• **Information shown**:

+++++

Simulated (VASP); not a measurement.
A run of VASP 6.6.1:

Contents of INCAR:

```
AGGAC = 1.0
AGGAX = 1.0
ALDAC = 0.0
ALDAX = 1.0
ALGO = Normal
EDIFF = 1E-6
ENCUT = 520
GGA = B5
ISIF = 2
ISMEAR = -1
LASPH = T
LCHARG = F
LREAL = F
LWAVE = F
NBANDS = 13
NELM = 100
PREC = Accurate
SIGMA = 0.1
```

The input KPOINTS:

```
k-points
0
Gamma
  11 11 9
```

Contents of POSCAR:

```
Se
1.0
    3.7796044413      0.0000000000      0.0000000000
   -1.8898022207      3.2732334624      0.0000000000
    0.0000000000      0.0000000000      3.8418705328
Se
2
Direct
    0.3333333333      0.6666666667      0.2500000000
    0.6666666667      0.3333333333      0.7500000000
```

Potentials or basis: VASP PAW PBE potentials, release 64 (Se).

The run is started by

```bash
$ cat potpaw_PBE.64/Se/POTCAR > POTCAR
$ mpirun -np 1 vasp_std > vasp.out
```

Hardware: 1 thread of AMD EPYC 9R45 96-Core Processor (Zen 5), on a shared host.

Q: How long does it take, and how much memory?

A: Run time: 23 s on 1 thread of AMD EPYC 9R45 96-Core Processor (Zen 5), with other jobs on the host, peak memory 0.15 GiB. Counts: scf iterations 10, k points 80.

+++++

• **Work order**: Everything from the first line of the records through the line containing "Q: How long" is to be set down exactly, while later lines are left out.

• **Exercise response**:
Simulated (VASP); not a measurement.
A run of VASP 6.6.1:

Contents of INCAR:

```
AGGAC = 1.0
AGGAX = 1.0
ALDAC = 0.0
ALDAX = 1.0
ALGO = Normal
EDIFF = 1E-6
ENCUT = 520
GGA = B5
ISIF = 2
ISMEAR = -1
LASPH = T
LCHARG = F
LREAL = F
LWAVE = F
NBANDS = 13
NELM = 100
PREC = Accurate
SIGMA = 0.1
```

The input KPOINTS:

```
k-points
0
Gamma
  11 11 9
```

Contents of POSCAR:

```
Se
1.0
    3.7796044413      0.0000000000      0.0000000000
   -1.8898022207      3.2732334624      0.0000000000
    0.0000000000      0.0000000000      3.8418705328
Se
2
Direct
    0.3333333333      0.6666666667      0.2500000000
    0.6666666667      0.3333333333      0.7500000000
```

Potentials or basis: VASP PAW PBE potentials, release 64 (Se).

The run is started by

```bash
$ cat potpaw_PBE.64/Se/POTCAR > POTCAR
$ mpirun -np 1 vasp_std > vasp.out
```

Hardware: 1 thread of AMD EPYC 9R45 96-Core Processor (Zen 5), on a shared host.

Q: How long does it take, and how much memory?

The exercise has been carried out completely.